★ ★ ★ ★

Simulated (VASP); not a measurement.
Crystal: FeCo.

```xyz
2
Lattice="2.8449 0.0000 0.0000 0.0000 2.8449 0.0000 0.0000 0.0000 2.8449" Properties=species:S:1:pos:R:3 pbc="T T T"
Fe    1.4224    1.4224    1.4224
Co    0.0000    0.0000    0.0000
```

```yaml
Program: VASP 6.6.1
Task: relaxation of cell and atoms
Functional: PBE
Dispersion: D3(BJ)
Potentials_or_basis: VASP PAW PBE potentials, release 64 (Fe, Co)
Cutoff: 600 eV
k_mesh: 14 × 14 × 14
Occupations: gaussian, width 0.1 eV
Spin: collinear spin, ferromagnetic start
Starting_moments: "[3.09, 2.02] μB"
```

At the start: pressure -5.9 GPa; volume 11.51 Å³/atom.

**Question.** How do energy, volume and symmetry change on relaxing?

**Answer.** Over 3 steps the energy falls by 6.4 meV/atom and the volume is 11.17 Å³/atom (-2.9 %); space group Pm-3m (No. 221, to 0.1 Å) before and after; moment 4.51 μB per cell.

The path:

★ ★ ★ ★

§ ASSIGNED TASK
Word for word, reproduce the listing from its first line through the line that has "change on relaxing?" in it, and go no further.

§ WRITTEN RESPONSE
Simulated (VASP); not a measurement.
Crystal: FeCo.

```xyz
2
Lattice="2.8449 0.0000 0.0000 0.0000 2.8449 0.0000 0.0000 0.0000 2.8449" Properties=species:S:1:pos:R:3 pbc="T T T"
Fe    1.4224    1.4224    1.4224
Co    0.0000    0.0000    0.0000
```

```yaml
Program: VASP 6.6.1
Task: relaxation of cell and atoms
Functional: PBE
Dispersion: D3(BJ)
Potentials_or_basis: VASP PAW PBE potentials, release 64 (Fe, Co)
Cutoff: 600 eV
k_mesh: 14 × 14 × 14
Occupations: gaussian, width 0.1 eV
Spin: collinear spin, ferromagnetic start
Starting_moments: "[3.09, 2.02] μB"
```

At the start: pressure -5.9 GPa; volume 11.51 Å³/atom.

**Question.** How do energy, volume and symmetry change on relaxing?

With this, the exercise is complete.